Data to examine »
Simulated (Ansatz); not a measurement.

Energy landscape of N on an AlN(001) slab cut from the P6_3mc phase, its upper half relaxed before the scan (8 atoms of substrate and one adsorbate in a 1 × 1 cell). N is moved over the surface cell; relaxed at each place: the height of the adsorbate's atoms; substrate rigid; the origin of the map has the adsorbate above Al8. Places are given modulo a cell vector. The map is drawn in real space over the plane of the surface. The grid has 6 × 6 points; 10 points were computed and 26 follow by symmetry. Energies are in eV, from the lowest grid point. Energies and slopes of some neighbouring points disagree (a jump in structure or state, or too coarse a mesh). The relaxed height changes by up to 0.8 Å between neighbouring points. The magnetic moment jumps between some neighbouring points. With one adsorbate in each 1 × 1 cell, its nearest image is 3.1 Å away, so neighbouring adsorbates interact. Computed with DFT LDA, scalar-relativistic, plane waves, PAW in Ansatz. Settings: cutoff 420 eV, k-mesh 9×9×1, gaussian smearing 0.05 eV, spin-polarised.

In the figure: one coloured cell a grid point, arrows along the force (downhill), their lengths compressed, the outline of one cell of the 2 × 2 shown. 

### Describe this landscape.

Exercise » Your response must consist of every line above, reproduced exactly.

Your response »
Simulated (Ansatz); not a measurement.

Energy landscape of N on an AlN(001) slab cut from the P6_3mc phase, its upper half relaxed before the scan (8 atoms of substrate and one adsorbate in a 1 × 1 cell). N is moved over the surface cell; relaxed at each place: the height of the adsorbate's atoms; substrate rigid; the origin of the map has the adsorbate above Al8. Places are given modulo a cell vector. The map is drawn in real space over the plane of the surface. The grid has 6 × 6 points; 10 points were computed and 26 follow by symmetry. Energies are in eV, from the lowest grid point. Energies and slopes of some neighbouring points disagree (a jump in structure or state, or too coarse a mesh). The relaxed height changes by up to 0.8 Å between neighbouring points. The magnetic moment jumps between some neighbouring points. With one adsorbate in each 1 × 1 cell, its nearest image is 3.1 Å away, so neighbouring adsorbates interact. Computed with DFT LDA, scalar-relativistic, plane waves, PAW in Ansatz. Settings: cutoff 420 eV, k-mesh 9×9×1, gaussian smearing 0.05 eV, spin-polarised.

In the figure: one coloured cell a grid point, arrows along the force (downhill), their lengths compressed, the outline of one cell of the 2 × 2 shown. 

### Describe this landscape.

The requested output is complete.